» **Exercise**
Once the line with "k mesh: 1 x 1 x 1, Gamma-centred" is found in the data, output it and each following line exactly, up to and including the line with "Atoms: element, x, y, z (angstrom)", and nothing before or after.

<<<<
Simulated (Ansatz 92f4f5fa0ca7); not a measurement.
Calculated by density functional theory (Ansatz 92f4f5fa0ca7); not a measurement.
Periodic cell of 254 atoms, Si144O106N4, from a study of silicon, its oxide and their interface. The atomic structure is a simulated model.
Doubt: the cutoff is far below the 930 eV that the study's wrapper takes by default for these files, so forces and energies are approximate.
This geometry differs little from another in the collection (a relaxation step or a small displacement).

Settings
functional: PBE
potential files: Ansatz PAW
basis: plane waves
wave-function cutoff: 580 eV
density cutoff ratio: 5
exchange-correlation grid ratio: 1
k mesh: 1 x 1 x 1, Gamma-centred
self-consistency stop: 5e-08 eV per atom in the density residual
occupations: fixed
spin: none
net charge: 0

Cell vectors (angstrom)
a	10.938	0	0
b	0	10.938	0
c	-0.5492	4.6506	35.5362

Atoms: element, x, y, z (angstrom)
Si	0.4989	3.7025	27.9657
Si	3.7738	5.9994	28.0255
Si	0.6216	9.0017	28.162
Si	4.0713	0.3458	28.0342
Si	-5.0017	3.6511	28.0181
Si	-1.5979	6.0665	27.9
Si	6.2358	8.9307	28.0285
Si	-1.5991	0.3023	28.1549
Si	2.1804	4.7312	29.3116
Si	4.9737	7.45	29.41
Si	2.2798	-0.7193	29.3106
>>>>

» **Task result**
k mesh: 1 x 1 x 1, Gamma-centred
self-consistency stop: 5e-08 eV per atom in the density residual
occupations: fixed
spin: none
net charge: 0

Cell vectors (angstrom)
a	10.938	0	0
b	0	10.938	0
c	-0.5492	4.6506	35.5362

Atoms: element, x, y, z (angstrom)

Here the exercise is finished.